_Work item_. Read the records and write them out again exactly.

- - - -

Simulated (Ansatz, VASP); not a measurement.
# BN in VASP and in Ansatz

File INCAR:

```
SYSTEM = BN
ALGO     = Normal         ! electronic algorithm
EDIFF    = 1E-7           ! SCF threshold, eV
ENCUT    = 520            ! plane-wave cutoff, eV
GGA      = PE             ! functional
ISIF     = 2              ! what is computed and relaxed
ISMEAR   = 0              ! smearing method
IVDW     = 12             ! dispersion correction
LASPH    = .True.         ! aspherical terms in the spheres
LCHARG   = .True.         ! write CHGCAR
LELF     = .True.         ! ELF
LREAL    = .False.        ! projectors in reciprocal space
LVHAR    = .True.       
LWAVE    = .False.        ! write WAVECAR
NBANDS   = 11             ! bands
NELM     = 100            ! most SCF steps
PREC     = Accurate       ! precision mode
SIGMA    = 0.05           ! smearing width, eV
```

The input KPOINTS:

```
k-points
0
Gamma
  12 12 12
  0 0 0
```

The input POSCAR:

- - - -

_Task response_.
Simulated (Ansatz, VASP); not a measurement.
# BN in VASP and in Ansatz

File INCAR:

```
SYSTEM = BN
ALGO     = Normal         ! electronic algorithm
EDIFF    = 1E-7           ! SCF threshold, eV
ENCUT    = 520            ! plane-wave cutoff, eV
GGA      = PE             ! functional
ISIF     = 2              ! what is computed and relaxed
ISMEAR   = 0              ! smearing method
IVDW     = 12             ! dispersion correction
LASPH    = .True.         ! aspherical terms in the spheres
LCHARG   = .True.         ! write CHGCAR
LELF     = .True.         ! ELF
LREAL    = .False.        ! projectors in reciprocal space
LVHAR    = .True.       
LWAVE    = .False.        ! write WAVECAR
NBANDS   = 11             ! bands
NELM     = 100            ! most SCF steps
PREC     = Accurate       ! precision mode
SIGMA    = 0.05           ! smearing width, eV
```

The input KPOINTS:

```
k-points
0
Gamma
  12 12 12
  0 0 0
```

The input POSCAR:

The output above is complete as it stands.